### The data
++++++

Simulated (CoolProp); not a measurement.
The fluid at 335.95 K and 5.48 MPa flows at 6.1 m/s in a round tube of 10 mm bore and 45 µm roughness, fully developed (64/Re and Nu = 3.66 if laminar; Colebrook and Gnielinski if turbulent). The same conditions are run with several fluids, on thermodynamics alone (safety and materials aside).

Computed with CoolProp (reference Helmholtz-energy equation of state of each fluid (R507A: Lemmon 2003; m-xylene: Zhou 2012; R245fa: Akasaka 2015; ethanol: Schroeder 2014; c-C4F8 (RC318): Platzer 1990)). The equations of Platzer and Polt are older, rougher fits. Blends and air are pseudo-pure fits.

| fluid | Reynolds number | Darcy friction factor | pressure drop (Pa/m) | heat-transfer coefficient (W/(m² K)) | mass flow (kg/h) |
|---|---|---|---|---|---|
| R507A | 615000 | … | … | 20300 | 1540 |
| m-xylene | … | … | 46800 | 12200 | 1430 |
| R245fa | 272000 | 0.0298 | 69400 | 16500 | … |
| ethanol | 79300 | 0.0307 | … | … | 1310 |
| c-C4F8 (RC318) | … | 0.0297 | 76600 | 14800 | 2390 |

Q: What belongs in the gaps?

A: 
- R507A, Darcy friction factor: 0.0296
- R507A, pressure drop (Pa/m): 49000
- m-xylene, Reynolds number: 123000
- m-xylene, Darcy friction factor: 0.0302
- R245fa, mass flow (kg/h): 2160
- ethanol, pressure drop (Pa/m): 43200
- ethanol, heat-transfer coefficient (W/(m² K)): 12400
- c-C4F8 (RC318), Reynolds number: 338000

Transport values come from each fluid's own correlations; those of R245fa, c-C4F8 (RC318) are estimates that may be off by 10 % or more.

++++++

### Assigned task
Exact duplication is required for the lines above, from the line that contains "20300 | 1540 |" to the line that contains "- R507A, Darcy friction factor: 0.0296", inclusive; omit all others.

### Written answer
| R507A | 615000 | … | … | 20300 | 1540 |
| m-xylene | … | … | 46800 | 12200 | 1430 |
| R245fa | 272000 | 0.0298 | 69400 | 16500 | … |
| ethanol | 79300 | 0.0307 | … | … | 1310 |
| c-C4F8 (RC318) | … | 0.0297 | 76600 | 14800 | 2390 |

Q: What belongs in the gaps?

A: 
- R507A, Darcy friction factor: 0.0296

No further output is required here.